☆ ☆ ☆ ☆ ☆

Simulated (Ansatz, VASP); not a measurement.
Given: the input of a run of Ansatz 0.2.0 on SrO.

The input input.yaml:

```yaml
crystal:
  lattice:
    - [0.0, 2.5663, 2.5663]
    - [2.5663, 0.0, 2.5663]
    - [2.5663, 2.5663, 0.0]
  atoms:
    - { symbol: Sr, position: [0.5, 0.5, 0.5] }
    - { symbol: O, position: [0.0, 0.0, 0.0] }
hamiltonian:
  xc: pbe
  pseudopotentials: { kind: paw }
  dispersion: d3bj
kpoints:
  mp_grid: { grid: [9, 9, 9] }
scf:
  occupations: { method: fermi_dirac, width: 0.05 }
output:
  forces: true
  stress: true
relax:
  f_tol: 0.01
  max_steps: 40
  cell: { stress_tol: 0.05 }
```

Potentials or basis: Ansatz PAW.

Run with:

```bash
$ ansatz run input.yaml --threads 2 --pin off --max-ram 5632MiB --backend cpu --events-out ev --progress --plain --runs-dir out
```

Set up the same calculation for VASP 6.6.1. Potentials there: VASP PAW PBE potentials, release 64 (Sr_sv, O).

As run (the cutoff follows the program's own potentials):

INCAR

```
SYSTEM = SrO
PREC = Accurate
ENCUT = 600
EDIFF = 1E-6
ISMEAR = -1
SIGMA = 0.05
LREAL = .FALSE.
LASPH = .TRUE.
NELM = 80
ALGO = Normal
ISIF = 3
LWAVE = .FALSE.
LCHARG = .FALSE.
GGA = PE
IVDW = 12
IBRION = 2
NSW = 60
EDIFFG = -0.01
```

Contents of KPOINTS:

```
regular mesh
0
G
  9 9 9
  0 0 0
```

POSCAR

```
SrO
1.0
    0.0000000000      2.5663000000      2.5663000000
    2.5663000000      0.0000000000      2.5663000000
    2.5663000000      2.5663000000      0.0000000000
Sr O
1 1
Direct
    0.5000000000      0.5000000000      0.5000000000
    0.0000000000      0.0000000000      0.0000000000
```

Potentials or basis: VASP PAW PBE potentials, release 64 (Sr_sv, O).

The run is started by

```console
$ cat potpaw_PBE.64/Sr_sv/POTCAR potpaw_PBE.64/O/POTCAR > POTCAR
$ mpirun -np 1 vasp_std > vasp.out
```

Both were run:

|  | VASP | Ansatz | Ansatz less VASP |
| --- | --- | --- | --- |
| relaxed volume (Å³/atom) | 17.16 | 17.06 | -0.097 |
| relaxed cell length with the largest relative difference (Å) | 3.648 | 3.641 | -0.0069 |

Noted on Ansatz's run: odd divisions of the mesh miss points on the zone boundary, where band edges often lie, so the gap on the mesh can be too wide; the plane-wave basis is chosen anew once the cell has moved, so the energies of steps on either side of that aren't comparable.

☆ ☆ ☆ ☆ ☆

Return exactly, and only, the lines above starting at the line that contains "The run is started by" and ending at the line that contains "3.641 | -0.0069 |".

__Task response__:
The run is started by

```console
$ cat potpaw_PBE.64/Sr_sv/POTCAR potpaw_PBE.64/O/POTCAR > POTCAR
$ mpirun -np 1 vasp_std > vasp.out
```

Both were run:

|  | VASP | Ansatz | Ansatz less VASP |
| --- | --- | --- | --- |
| relaxed volume (Å³/atom) | 17.16 | 17.06 | -0.097 |
| relaxed cell length with the largest relative difference (Å) | 3.648 | 3.641 | -0.0069 |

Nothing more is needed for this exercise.